▶ **TASK ITEM**:
Write out again only the lines that run from the start of the entries to the line containing "strain energy, fitted**", both included.

○ ○ ○ ○ ○
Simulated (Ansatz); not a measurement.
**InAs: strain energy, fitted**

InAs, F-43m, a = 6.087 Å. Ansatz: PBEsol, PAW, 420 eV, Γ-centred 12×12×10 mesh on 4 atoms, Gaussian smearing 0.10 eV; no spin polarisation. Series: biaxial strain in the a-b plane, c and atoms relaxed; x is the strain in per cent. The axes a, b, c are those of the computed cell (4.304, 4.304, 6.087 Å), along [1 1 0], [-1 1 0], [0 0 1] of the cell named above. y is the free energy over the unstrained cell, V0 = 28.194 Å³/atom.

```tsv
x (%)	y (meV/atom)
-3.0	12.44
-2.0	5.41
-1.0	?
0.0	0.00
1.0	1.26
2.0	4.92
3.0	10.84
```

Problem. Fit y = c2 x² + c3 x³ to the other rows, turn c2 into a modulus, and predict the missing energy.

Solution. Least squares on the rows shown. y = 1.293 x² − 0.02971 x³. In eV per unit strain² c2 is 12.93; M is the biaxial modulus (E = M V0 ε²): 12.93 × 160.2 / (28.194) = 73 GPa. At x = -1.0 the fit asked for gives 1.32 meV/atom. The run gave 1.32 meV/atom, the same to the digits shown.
○ ○ ○ ○ ○

▶ **ANSWER AREA**:
Simulated (Ansatz); not a measurement.
**InAs: strain energy, fitted**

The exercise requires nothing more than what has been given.